======== Record extracts
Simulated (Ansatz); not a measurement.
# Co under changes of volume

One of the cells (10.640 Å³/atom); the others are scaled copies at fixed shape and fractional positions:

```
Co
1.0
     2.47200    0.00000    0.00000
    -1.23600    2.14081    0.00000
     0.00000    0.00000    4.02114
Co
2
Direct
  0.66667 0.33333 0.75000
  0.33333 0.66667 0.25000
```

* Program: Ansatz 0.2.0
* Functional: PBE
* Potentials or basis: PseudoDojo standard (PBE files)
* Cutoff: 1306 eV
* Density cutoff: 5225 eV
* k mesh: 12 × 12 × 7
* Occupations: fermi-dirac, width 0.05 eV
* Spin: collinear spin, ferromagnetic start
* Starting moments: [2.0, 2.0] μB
================

## Work task
Restate the records word for word, keeping every line.

## Solution
Simulated (Ansatz); not a measurement.
# Co under changes of volume

One of the cells (10.640 Å³/atom); the others are scaled copies at fixed shape and fractional positions:

```
Co
1.0
     2.47200    0.00000    0.00000
    -1.23600    2.14081    0.00000
     0.00000    0.00000    4.02114
Co
2
Direct
  0.66667 0.33333 0.75000
  0.33333 0.66667 0.25000
```

* Program: Ansatz 0.2.0
* Functional: PBE
* Potentials or basis: PseudoDojo standard (PBE files)
* Cutoff: 1306 eV
* Density cutoff: 5225 eV
* k mesh: 12 × 12 × 7
* Occupations: fermi-dirac, width 0.05 eV
* Spin: collinear spin, ferromagnetic start
* Starting moments: [2.0, 2.0] μB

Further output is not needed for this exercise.